> EXCERPTED RECORDS:
###
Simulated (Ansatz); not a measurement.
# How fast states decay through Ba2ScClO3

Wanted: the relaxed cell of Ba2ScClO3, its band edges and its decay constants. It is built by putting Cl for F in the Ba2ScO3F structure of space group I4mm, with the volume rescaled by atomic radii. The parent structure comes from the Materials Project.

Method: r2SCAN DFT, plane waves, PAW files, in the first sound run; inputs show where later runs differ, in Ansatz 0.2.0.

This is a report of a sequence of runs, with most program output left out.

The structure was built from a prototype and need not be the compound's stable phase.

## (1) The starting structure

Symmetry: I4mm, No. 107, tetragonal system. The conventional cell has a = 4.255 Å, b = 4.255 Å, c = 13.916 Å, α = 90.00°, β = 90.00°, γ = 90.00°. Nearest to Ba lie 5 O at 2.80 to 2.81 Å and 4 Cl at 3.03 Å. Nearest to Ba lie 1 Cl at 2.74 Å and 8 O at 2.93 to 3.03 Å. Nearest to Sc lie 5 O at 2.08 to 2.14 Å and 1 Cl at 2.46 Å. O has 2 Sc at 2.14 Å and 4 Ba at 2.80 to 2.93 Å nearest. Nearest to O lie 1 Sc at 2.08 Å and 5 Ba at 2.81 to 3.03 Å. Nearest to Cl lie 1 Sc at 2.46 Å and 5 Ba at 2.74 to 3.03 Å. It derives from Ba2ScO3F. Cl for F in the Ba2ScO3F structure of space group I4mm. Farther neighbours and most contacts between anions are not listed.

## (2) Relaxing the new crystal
###

> REQUIREMENT:
With the line containing "# How fast states decay through Ba2ScClO3" as the last one, please set down exactly the lines of the records above from their very first line, and nothing more.

> ANSWER AREA:
Simulated (Ansatz); not a measurement.
# How fast states decay through Ba2ScClO3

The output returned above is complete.